The listing below is to be output in its exact form.

┄┄┄┄┄┄┄┄┄┄┄┄┄┄┄┄┄┄┄┄

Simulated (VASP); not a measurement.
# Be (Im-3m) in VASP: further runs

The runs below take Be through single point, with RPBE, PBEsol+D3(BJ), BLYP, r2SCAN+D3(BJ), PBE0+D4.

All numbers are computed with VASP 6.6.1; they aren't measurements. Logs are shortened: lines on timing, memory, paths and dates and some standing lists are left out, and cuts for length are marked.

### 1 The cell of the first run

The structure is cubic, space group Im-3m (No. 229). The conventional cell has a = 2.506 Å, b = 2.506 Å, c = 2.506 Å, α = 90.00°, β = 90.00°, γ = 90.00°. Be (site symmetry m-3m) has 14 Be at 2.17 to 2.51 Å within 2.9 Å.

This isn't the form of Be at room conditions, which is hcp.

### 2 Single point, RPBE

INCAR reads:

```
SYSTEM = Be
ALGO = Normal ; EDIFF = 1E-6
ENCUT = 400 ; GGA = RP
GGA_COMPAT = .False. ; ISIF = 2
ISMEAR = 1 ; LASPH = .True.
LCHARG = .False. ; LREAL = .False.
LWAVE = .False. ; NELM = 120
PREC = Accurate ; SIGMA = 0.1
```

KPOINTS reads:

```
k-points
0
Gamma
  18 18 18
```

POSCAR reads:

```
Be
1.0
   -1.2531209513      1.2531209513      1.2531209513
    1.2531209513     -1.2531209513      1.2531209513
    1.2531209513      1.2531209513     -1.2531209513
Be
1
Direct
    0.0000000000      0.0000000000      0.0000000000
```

┄┄┄┄┄┄┄┄┄┄┄┄┄┄┄┄┄┄┄┄

» **Written reply**
Simulated (VASP); not a measurement.
# Be (Im-3m) in VASP: further runs

The runs below take Be through single point, with RPBE, PBEsol+D3(BJ), BLYP, r2SCAN+D3(BJ), PBE0+D4.

All numbers are computed with VASP 6.6.1; they aren't measurements. Logs are shortened: lines on timing, memory, paths and dates and some standing lists are left out, and cuts for length are marked.

### 1 The cell of the first run

The structure is cubic, space group Im-3m (No. 229). The conventional cell has a = 2.506 Å, b = 2.506 Å, c = 2.506 Å, α = 90.00°, β = 90.00°, γ = 90.00°. Be (site symmetry m-3m) has 14 Be at 2.17 to 2.51 Å within 2.9 Å.

This isn't the form of Be at room conditions, which is hcp.

### 2 Single point, RPBE

INCAR reads:

```
SYSTEM = Be
ALGO = Normal ; EDIFF = 1E-6
ENCUT = 400 ; GGA = RP
GGA_COMPAT = .False. ; ISIF = 2
ISMEAR = 1 ; LASPH = .True.
LCHARG = .False. ; LREAL = .False.
LWAVE = .False. ; NELM = 120
PREC = Accurate ; SIGMA = 0.1
```

KPOINTS reads:

```
k-points
0
Gamma
  18 18 18
```

POSCAR reads:

```
Be
1.0
   -1.2531209513      1.2531209513      1.2531209513
    1.2531209513     -1.2531209513      1.2531209513
    1.2531209513      1.2531209513     -1.2531209513
Be
1
Direct
    0.0000000000      0.0000000000      0.0000000000
```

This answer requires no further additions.